▸ WORK ITEM
Below are several records. Retype exactly those lines running from the one with "Near neighbours in" through the one with "the plane (Si).*", end lines included, and no others.

··· EXERCISE DATA

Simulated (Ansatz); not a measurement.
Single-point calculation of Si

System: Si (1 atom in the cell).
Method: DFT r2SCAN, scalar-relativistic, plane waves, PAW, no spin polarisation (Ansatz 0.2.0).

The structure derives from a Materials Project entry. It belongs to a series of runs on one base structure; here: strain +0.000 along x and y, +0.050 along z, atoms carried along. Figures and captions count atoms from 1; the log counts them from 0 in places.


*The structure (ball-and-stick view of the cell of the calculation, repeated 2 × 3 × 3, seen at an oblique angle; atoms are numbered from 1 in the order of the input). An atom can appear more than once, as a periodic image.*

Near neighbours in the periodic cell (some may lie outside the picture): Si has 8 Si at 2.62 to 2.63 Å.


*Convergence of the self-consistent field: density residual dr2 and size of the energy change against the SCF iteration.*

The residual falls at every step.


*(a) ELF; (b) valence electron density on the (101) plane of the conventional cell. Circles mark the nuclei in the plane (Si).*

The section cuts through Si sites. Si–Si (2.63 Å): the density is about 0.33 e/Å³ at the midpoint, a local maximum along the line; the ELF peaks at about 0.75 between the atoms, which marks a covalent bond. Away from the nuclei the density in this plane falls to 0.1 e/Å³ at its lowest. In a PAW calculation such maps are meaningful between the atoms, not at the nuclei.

······

▸ ANSWER SPACE
Near neighbours in the periodic cell (some may lie outside the picture): Si has 8 Si at 2.62 to 2.63 Å.


*Convergence of the self-consistent field: density residual dr2 and size of the energy change against the SCF iteration.*

The residual falls at every step.


*(a) ELF; (b) valence electron density on the (101) plane of the conventional cell. Circles mark the nuclei in the plane (Si).*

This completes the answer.